## Assignment
Starting at the line with "Alike in all" and going on through the line with "A k mesh can", reproduce each line in the records below exactly and nothing more.

## Supplied information
- Opening Delimiter -
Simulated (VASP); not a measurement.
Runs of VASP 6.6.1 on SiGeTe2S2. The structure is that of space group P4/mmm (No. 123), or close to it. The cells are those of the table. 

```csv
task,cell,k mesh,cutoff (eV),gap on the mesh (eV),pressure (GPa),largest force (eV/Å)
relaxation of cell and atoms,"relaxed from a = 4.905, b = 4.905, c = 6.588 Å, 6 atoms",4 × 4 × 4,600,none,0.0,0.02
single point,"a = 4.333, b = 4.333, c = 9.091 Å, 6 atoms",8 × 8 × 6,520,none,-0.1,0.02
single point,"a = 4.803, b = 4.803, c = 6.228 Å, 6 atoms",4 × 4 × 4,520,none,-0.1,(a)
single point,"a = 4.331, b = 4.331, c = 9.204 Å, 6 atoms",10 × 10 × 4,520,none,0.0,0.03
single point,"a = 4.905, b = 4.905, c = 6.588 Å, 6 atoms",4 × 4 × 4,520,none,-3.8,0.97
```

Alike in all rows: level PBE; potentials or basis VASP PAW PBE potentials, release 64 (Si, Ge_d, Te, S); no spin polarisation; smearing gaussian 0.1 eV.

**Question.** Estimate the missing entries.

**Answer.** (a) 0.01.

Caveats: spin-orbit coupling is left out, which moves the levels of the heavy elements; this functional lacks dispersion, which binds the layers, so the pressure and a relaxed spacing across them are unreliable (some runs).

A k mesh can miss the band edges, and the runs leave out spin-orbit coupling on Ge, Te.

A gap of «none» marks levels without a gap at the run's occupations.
- Closing Delimiter -

## Answer space
Alike in all rows: level PBE; potentials or basis VASP PAW PBE potentials, release 64 (Si, Ge_d, Te, S); no spin polarisation; smearing gaussian 0.1 eV.

**Question.** Estimate the missing entries.

**Answer.** (a) 0.01.

Caveats: spin-orbit coupling is left out, which moves the levels of the heavy elements; this functional lacks dispersion, which binds the layers, so the pressure and a relaxed spacing across them are unreliable (some runs).

A k mesh can miss the band edges, and the runs leave out spin-orbit coupling on Ge, Te.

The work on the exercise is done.